━━━━━━━━━━━━━━━━━━━━━━━━━━━━━━
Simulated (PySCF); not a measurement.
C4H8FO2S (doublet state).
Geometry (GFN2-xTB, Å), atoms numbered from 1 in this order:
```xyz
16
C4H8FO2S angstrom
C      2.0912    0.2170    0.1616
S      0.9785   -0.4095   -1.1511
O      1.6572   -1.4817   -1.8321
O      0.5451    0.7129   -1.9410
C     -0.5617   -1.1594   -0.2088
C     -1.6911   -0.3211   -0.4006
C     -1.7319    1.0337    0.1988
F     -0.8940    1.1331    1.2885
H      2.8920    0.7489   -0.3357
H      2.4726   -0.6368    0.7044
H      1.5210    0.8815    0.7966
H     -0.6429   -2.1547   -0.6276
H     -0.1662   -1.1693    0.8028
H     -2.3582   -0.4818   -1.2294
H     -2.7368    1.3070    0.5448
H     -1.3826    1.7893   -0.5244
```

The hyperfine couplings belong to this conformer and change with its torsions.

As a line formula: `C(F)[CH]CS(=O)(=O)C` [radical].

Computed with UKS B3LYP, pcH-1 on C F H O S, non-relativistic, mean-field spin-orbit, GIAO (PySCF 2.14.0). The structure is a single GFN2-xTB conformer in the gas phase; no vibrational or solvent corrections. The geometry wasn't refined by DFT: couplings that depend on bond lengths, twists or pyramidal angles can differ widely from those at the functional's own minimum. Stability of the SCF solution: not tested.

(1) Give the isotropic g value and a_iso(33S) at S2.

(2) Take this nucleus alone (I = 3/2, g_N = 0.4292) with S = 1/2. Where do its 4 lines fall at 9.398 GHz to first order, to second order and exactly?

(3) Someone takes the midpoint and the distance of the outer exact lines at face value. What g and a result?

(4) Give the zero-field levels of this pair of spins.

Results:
━━━━━━━━━━━━━━━━━━━━━━━━━━━━━━

▸ **WORK INSTRUCTION**: Quote the listing above from its first line to the line with "(4) Give the", inclusive, and add nothing.

▸ **EXERCISE RESULT**:
Simulated (PySCF); not a measurement.
C4H8FO2S (doublet state).
Geometry (GFN2-xTB, Å), atoms numbered from 1 in this order:
```xyz
16
C4H8FO2S angstrom
C      2.0912    0.2170    0.1616
S      0.9785   -0.4095   -1.1511
O      1.6572   -1.4817   -1.8321
O      0.5451    0.7129   -1.9410
C     -0.5617   -1.1594   -0.2088
C     -1.6911   -0.3211   -0.4006
C     -1.7319    1.0337    0.1988
F     -0.8940    1.1331    1.2885
H      2.8920    0.7489   -0.3357
H      2.4726   -0.6368    0.7044
H      1.5210    0.8815    0.7966
H     -0.6429   -2.1547   -0.6276
H     -0.1662   -1.1693    0.8028
H     -2.3582   -0.4818   -1.2294
H     -2.7368    1.3070    0.5448
H     -1.3826    1.7893   -0.5244
```

The hyperfine couplings belong to this conformer and change with its torsions.

As a line formula: `C(F)[CH]CS(=O)(=O)C` [radical].

Computed with UKS B3LYP, pcH-1 on C F H O S, non-relativistic, mean-field spin-orbit, GIAO (PySCF 2.14.0). The structure is a single GFN2-xTB conformer in the gas phase; no vibrational or solvent corrections. The geometry wasn't refined by DFT: couplings that depend on bond lengths, twists or pyramidal angles can differ widely from those at the functional's own minimum. Stability of the SCF solution: not tested.

(1) Give the isotropic g value and a_iso(33S) at S2.

(2) Take this nucleus alone (I = 3/2, g_N = 0.4292) with S = 1/2. Where do its 4 lines fall at 9.398 GHz to first order, to second order and exactly?

(3) Someone takes the midpoint and the distance of the outer exact lines at face value. What g and a result?

(4) Give the zero-field levels of this pair of spins.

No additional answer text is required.